[MATERIAL SHOWN — start]

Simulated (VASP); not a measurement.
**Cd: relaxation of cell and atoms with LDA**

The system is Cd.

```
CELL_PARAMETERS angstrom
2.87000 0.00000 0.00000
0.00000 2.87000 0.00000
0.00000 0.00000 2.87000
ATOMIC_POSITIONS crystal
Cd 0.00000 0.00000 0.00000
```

[MATERIAL SHOWN — finish]

* _WORK INSTRUCTION_:
Copy all of the data exactly. Skip nothing.

* _TASK RESPONSE_:
Simulated (VASP); not a measurement.
**Cd: relaxation of cell and atoms with LDA**

The system is Cd.

```
CELL_PARAMETERS angstrom
2.87000 0.00000 0.00000
0.00000 2.87000 0.00000
0.00000 0.00000 2.87000
ATOMIC_POSITIONS crystal
Cd 0.00000 0.00000 0.00000
```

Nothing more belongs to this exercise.